### REQUIREMENT
Please output, without any change, the lines of the material below from the very first through the one with "C3H3, SMILES [CH][C][CH2+]".

### ENTRIES SHOWN
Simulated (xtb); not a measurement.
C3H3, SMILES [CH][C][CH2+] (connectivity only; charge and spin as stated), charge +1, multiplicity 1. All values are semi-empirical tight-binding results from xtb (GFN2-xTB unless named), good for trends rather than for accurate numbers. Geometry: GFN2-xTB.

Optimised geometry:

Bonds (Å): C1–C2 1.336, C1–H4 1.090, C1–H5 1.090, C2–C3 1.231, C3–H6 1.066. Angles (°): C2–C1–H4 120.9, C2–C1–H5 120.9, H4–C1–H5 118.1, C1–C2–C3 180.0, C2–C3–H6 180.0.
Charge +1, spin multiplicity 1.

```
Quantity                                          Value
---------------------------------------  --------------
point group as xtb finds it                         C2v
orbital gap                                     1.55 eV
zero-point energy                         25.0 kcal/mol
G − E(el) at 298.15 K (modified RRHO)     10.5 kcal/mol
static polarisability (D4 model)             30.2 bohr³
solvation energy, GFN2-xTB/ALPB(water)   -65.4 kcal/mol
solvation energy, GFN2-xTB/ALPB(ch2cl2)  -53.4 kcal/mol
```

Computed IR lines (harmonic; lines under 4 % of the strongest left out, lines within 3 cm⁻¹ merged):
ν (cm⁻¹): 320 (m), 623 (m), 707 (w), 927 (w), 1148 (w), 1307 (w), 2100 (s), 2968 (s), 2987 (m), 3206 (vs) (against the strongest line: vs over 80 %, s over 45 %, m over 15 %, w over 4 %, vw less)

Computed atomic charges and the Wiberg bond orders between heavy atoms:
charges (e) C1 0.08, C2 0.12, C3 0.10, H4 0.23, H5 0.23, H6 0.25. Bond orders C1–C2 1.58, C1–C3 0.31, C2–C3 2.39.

### WRITTEN ANSWER
Simulated (xtb); not a measurement.
C3H3, SMILES [CH][C][CH2+] (connectivity only; charge and spin as stated), charge +1, multiplicity 1. All values are semi-empirical tight-binding results from xtb (GFN2-xTB unless named), good for trends rather than for accurate numbers. Geometry: GFN2-xTB.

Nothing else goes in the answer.